**Record set:**
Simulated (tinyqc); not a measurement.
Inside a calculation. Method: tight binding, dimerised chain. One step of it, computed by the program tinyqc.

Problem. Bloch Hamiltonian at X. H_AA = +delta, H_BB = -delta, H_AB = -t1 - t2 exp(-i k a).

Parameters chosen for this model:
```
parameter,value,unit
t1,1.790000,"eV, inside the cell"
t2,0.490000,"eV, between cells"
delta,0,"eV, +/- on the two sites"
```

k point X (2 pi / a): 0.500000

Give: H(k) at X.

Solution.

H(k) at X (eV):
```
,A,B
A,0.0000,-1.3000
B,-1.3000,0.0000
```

**Assignment:**
Transcribe each entry. Leave nothing out.

**Answer space:**
Simulated (tinyqc); not a measurement.
Inside a calculation. Method: tight binding, dimerised chain. One step of it, computed by the program tinyqc.

Problem. Bloch Hamiltonian at X. H_AA = +delta, H_BB = -delta, H_AB = -t1 - t2 exp(-i k a).

Parameters chosen for this model:
```
parameter,value,unit
t1,1.790000,"eV, inside the cell"
t2,0.490000,"eV, between cells"
delta,0,"eV, +/- on the two sites"
```

k point X (2 pi / a): 0.500000

Give: H(k) at X.

Solution.

H(k) at X (eV):
```
,A,B
A,0.0000,-1.3000
B,-1.3000,0.0000
```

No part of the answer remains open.